[Entries supplied]
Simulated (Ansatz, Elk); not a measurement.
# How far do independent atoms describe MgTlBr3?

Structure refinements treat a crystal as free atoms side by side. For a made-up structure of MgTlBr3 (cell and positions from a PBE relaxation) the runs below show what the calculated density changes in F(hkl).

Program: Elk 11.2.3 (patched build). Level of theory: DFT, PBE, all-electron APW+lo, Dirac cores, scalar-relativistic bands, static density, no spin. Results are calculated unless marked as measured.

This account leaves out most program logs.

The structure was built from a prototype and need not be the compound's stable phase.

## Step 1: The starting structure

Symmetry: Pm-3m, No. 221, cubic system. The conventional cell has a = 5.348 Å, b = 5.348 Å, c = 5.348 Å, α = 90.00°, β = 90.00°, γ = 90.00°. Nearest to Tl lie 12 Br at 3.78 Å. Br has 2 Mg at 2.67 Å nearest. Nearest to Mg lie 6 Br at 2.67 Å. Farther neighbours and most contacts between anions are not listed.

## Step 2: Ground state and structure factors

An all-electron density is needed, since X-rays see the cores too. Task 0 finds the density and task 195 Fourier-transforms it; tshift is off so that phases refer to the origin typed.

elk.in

[Brief] Above are the entries. Quote exactly the lines from the one bearing "The structure was" through the one bearing "An all-electron density".

[Task answer]
The structure was built from a prototype and need not be the compound's stable phase.

## Step 1: The starting structure

Symmetry: Pm-3m, No. 221, cubic system. The conventional cell has a = 5.348 Å, b = 5.348 Å, c = 5.348 Å, α = 90.00°, β = 90.00°, γ = 90.00°. Nearest to Tl lie 12 Br at 3.78 Å. Br has 2 Mg at 2.67 Å nearest. Nearest to Mg lie 6 Br at 2.67 Å. Farther neighbours and most contacts between anions are not listed.

## Step 2: Ground state and structure factors

An all-electron density is needed, since X-rays see the cores too. Task 0 finds the density and task 195 Fourier-transforms it; tshift is off so that phases refer to the origin typed.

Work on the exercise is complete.